**Assignment:** Copy out exactly the lines from the start of the data to the line containing "## Step 1: The cell of the first run". Include both.

Dataset entries Start Marker
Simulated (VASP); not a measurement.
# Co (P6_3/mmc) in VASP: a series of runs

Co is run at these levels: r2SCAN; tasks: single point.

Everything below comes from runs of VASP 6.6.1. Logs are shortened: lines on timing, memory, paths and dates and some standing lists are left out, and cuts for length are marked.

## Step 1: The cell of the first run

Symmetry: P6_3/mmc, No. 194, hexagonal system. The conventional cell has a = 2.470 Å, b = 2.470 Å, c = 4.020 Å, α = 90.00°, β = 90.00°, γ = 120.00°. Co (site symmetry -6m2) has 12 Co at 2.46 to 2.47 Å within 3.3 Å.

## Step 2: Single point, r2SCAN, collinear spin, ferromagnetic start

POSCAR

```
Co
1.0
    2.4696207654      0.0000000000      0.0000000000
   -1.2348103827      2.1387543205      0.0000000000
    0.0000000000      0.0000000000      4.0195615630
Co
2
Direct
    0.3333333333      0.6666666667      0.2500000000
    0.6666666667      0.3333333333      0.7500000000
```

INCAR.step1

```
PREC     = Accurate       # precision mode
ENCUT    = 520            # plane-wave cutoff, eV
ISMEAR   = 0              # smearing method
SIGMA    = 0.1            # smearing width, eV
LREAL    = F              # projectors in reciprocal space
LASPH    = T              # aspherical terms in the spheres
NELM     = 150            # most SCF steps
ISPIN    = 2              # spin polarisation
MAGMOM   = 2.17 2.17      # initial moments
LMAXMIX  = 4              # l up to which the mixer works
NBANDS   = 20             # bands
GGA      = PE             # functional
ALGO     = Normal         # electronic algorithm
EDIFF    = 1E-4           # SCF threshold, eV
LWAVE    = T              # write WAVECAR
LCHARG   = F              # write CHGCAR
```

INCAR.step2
Dataset entries End Marker

**Your solution:**
Simulated (VASP); not a measurement.
# Co (P6_3/mmc) in VASP: a series of runs

Co is run at these levels: r2SCAN; tasks: single point.

Everything below comes from runs of VASP 6.6.1. Logs are shortened: lines on timing, memory, paths and dates and some standing lists are left out, and cuts for length are marked.

## Step 1: The cell of the first run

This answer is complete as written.